→ **WORK ITEM**
Going from the top of the data below, give again each line through the one containing "C8; H14 on C9)", both ends kept.

→ **DATA**
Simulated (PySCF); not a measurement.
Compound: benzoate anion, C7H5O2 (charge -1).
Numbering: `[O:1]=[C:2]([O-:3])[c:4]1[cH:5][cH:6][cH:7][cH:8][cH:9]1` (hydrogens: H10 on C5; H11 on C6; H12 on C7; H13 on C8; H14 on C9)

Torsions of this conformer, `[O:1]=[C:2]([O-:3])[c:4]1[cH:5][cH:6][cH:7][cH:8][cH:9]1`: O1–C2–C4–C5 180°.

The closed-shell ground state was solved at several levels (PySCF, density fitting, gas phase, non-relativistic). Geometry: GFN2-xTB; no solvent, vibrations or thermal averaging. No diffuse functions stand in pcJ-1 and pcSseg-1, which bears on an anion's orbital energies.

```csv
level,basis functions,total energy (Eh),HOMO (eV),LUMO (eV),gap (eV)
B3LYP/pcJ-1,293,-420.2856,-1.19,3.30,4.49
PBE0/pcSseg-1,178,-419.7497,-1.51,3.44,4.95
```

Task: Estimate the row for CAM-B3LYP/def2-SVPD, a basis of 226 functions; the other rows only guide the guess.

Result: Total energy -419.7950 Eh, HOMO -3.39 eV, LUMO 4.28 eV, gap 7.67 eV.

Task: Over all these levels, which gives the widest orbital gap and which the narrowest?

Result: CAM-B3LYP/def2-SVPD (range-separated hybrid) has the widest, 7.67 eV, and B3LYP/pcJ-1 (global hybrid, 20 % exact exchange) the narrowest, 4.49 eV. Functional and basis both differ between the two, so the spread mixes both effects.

→ **REPLY**
Simulated (PySCF); not a measurement.
Compound: benzoate anion, C7H5O2 (charge -1).
Numbering: `[O:1]=[C:2]([O-:3])[c:4]1[cH:5][cH:6][cH:7][cH:8][cH:9]1` (hydrogens: H10 on C5; H11 on C6; H12 on C7; H13 on C8; H14 on C9)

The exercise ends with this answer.